▶ [INFORMATION GIVEN]:
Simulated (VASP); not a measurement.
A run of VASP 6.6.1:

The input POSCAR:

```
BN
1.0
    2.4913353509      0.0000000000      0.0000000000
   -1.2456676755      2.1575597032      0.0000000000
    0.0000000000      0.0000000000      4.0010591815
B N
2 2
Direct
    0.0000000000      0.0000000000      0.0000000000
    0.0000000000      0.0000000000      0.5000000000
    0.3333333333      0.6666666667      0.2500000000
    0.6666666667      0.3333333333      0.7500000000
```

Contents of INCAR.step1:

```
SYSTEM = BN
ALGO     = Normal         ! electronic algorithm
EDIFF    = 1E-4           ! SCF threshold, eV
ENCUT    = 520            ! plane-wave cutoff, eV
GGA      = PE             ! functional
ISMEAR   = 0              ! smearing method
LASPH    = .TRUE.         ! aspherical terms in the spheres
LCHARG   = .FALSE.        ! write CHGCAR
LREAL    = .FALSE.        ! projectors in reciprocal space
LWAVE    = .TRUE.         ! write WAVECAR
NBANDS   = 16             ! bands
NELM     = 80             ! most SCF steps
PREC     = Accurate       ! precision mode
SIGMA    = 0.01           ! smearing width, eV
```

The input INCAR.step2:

▶ [ACTION ITEM]:
Exactness is what counts here: write out every record again.

▶ [SOLUTION]:
Simulated (VASP); not a measurement.
A run of VASP 6.6.1:

The input POSCAR:

```
BN
1.0
    2.4913353509      0.0000000000      0.0000000000
   -1.2456676755      2.1575597032      0.0000000000
    0.0000000000      0.0000000000      4.0010591815
B N
2 2
Direct
    0.0000000000      0.0000000000      0.0000000000
    0.0000000000      0.0000000000      0.5000000000
    0.3333333333      0.6666666667      0.2500000000
    0.6666666667      0.3333333333      0.7500000000
```

Contents of INCAR.step1:

```
SYSTEM = BN
ALGO     = Normal         ! electronic algorithm
EDIFF    = 1E-4           ! SCF threshold, eV
ENCUT    = 520            ! plane-wave cutoff, eV
GGA      = PE             ! functional
ISMEAR   = 0              ! smearing method
LASPH    = .TRUE.         ! aspherical terms in the spheres
LCHARG   = .FALSE.        ! write CHGCAR
LREAL    = .FALSE.        ! projectors in reciprocal space
LWAVE    = .TRUE.         ! write WAVECAR
NBANDS   = 16             ! bands
NELM     = 80             ! most SCF steps
PREC     = Accurate       ! precision mode
SIGMA    = 0.01           ! smearing width, eV
```

The input INCAR.step2:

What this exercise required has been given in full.